**Work instruction**
The lines from the first line of the entries through the line containing "It took 11 s" are to be repeated exactly, with both of those lines included.

**Extracted entries**
::::

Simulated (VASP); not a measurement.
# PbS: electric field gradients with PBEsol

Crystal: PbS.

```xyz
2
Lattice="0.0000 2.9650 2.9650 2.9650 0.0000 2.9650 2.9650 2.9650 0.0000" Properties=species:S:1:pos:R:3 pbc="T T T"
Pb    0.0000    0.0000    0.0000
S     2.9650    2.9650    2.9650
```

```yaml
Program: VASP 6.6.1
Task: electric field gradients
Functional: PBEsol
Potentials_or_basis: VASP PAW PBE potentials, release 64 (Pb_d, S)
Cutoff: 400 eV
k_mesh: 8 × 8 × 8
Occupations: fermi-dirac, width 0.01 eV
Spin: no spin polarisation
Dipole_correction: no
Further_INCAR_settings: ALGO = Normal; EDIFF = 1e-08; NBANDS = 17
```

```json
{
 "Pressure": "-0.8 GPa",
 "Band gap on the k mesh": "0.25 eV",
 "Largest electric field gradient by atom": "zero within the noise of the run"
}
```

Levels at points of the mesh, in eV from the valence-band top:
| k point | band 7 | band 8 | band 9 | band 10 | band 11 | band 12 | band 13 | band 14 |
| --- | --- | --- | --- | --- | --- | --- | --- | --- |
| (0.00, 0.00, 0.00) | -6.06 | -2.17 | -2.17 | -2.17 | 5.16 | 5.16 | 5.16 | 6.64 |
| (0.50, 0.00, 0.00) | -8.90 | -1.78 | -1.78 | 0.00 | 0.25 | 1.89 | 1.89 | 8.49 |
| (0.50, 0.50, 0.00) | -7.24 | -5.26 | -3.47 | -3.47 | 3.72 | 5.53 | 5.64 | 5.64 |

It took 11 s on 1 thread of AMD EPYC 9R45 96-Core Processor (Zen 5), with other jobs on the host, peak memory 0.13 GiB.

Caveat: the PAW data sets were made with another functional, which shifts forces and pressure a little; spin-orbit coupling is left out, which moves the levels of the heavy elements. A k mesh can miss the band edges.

::::

**Response**
Simulated (VASP); not a measurement.
# PbS: electric field gradients with PBEsol

Crystal: PbS.

```xyz
2
Lattice="0.0000 2.9650 2.9650 2.9650 0.0000 2.9650 2.9650 2.9650 0.0000" Properties=species:S:1:pos:R:3 pbc="T T T"
Pb    0.0000    0.0000    0.0000
S     2.9650    2.9650    2.9650
```

```yaml
Program: VASP 6.6.1
Task: electric field gradients
Functional: PBEsol
Potentials_or_basis: VASP PAW PBE potentials, release 64 (Pb_d, S)
Cutoff: 400 eV
k_mesh: 8 × 8 × 8
Occupations: fermi-dirac, width 0.01 eV
Spin: no spin polarisation
Dipole_correction: no
Further_INCAR_settings: ALGO = Normal; EDIFF = 1e-08; NBANDS = 17
```

```json
{
 "Pressure": "-0.8 GPa",
 "Band gap on the k mesh": "0.25 eV",
 "Largest electric field gradient by atom": "zero within the noise of the run"
}
```

Levels at points of the mesh, in eV from the valence-band top:
| k point | band 7 | band 8 | band 9 | band 10 | band 11 | band 12 | band 13 | band 14 |
| --- | --- | --- | --- | --- | --- | --- | --- | --- |
| (0.00, 0.00, 0.00) | -6.06 | -2.17 | -2.17 | -2.17 | 5.16 | 5.16 | 5.16 | 6.64 |
| (0.50, 0.00, 0.00) | -8.90 | -1.78 | -1.78 | 0.00 | 0.25 | 1.89 | 1.89 | 8.49 |
| (0.50, 0.50, 0.00) | -7.24 | -5.26 | -3.47 | -3.47 | 3.72 | 5.53 | 5.64 | 5.64 |

It took 11 s on 1 thread of AMD EPYC 9R45 96-Core Processor (Zen 5), with other jobs on the host, peak memory 0.13 GiB.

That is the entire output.